---------- DATA
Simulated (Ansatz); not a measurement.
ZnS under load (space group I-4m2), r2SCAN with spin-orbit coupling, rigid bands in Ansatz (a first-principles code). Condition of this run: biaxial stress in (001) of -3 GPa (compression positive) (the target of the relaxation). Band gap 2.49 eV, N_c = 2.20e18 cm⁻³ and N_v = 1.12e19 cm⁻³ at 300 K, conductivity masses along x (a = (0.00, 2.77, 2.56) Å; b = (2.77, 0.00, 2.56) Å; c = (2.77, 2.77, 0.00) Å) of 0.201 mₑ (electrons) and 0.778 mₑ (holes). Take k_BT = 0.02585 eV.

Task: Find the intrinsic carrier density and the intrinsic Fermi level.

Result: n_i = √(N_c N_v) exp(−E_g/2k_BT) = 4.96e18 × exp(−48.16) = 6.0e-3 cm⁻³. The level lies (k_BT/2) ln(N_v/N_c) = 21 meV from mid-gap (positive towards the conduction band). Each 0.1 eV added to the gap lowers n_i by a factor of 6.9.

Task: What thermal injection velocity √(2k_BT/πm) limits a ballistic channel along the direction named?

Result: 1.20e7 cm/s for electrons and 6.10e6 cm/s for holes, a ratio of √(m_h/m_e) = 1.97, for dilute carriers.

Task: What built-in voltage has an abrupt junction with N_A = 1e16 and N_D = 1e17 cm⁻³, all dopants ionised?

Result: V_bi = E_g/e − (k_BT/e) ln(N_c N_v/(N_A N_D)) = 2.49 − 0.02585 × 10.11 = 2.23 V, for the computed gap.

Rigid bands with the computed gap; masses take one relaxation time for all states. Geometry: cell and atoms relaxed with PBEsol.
--------------------

BRIEF:
Every entry is to be copied exactly, with none omitted.

WORKED SOLUTION:
Simulated (Ansatz); not a measurement.
ZnS under load (space group I-4m2), r2SCAN with spin-orbit coupling, rigid bands in Ansatz (a first-principles code). Condition of this run: biaxial stress in (001) of -3 GPa (compression positive) (the target of the relaxation). Band gap 2.49 eV, N_c = 2.20e18 cm⁻³ and N_v = 1.12e19 cm⁻³ at 300 K, conductivity masses along x (a = (0.00, 2.77, 2.56) Å; b = (2.77, 0.00, 2.56) Å; c = (2.77, 2.77, 0.00) Å) of 0.201 mₑ (electrons) and 0.778 mₑ (holes). Take k_BT = 0.02585 eV.

Task: Find the intrinsic carrier density and the intrinsic Fermi level.

Result: n_i = √(N_c N_v) exp(−E_g/2k_BT) = 4.96e18 × exp(−48.16) = 6.0e-3 cm⁻³. The level lies (k_BT/2) ln(N_v/N_c) = 21 meV from mid-gap (positive towards the conduction band). Each 0.1 eV added to the gap lowers n_i by a factor of 6.9.

Task: What thermal injection velocity √(2k_BT/πm) limits a ballistic channel along the direction named?

Result: 1.20e7 cm/s for electrons and 6.10e6 cm/s for holes, a ratio of √(m_h/m_e) = 1.97, for dilute carriers.

Task: What built-in voltage has an abrupt junction with N_A = 1e16 and N_D = 1e17 cm⁻³, all dopants ionised?

Result: V_bi = E_g/e − (k_BT/e) ln(N_c N_v/(N_A N_D)) = 2.49 − 0.02585 × 10.11 = 2.23 V, for the computed gap.

Rigid bands with the computed gap; masses take one relaxation time for all states. Geometry: cell and atoms relaxed with PBEsol.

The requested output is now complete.